════════════════
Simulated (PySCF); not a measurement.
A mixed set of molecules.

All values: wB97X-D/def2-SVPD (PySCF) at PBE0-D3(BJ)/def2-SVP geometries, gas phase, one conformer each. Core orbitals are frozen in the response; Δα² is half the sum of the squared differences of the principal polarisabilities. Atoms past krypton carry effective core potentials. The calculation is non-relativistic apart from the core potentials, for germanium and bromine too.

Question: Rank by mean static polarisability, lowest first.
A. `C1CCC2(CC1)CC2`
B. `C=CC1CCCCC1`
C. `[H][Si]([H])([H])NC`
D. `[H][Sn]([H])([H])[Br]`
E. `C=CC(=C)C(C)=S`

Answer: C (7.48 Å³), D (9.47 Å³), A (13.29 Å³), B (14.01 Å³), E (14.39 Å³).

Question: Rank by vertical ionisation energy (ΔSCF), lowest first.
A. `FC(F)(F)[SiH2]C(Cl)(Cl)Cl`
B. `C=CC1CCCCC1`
════════════════

> _Assigned task_:
Going through the material above, reproduce every line exactly.

> _Written response_:
Simulated (PySCF); not a measurement.
A mixed set of molecules.

All values: wB97X-D/def2-SVPD (PySCF) at PBE0-D3(BJ)/def2-SVP geometries, gas phase, one conformer each. Core orbitals are frozen in the response; Δα² is half the sum of the squared differences of the principal polarisabilities. Atoms past krypton carry effective core potentials. The calculation is non-relativistic apart from the core potentials, for germanium and bromine too.

Question: Rank by mean static polarisability, lowest first.
A. `C1CCC2(CC1)CC2`
B. `C=CC1CCCCC1`
C. `[H][Si]([H])([H])NC`
D. `[H][Sn]([H])([H])[Br]`
E. `C=CC(=C)C(C)=S`

Answer: C (7.48 Å³), D (9.47 Å³), A (13.29 Å³), B (14.01 Å³), E (14.39 Å³).

Question: Rank by vertical ionisation energy (ΔSCF), lowest first.
A. `FC(F)(F)[SiH2]C(Cl)(Cl)Cl`
B. `C=CC1CCCCC1`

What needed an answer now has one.